Take the lines below beginning at the line that has "of aminoborane (H4BN)**" and stopping after the line that has "The numbers come", and print them exactly as they are, with no other lines.

- _SUPPLIED INFORMATION_
★ ★ ★ ★ ★
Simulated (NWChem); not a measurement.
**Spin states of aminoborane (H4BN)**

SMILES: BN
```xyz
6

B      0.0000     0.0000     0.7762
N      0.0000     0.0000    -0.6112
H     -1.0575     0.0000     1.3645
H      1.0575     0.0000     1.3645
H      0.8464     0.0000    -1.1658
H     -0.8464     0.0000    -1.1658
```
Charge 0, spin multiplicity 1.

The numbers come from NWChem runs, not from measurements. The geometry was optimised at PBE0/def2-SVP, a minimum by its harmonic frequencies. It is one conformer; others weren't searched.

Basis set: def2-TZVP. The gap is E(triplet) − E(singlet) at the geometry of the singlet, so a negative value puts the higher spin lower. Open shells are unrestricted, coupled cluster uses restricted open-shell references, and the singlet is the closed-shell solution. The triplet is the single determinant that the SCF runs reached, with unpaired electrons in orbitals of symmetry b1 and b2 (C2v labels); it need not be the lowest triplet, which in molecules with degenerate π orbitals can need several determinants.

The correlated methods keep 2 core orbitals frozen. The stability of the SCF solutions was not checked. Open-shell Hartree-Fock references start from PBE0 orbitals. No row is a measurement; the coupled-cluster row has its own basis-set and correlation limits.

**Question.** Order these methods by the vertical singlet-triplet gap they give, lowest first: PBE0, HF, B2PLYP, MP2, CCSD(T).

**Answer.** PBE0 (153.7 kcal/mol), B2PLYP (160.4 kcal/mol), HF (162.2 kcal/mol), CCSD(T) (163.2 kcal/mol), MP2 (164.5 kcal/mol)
★ ★ ★ ★ ★

- _RESPONSE AREA_
**Spin states of aminoborane (H4BN)**

SMILES: BN
```xyz
6

B      0.0000     0.0000     0.7762
N      0.0000     0.0000    -0.6112
H     -1.0575     0.0000     1.3645
H      1.0575     0.0000     1.3645
H      0.8464     0.0000    -1.1658
H     -0.8464     0.0000    -1.1658
```
Charge 0, spin multiplicity 1.

The numbers come from NWChem runs, not from measurements. The geometry was optimised at PBE0/def2-SVP, a minimum by its harmonic frequencies. It is one conformer; others weren't searched.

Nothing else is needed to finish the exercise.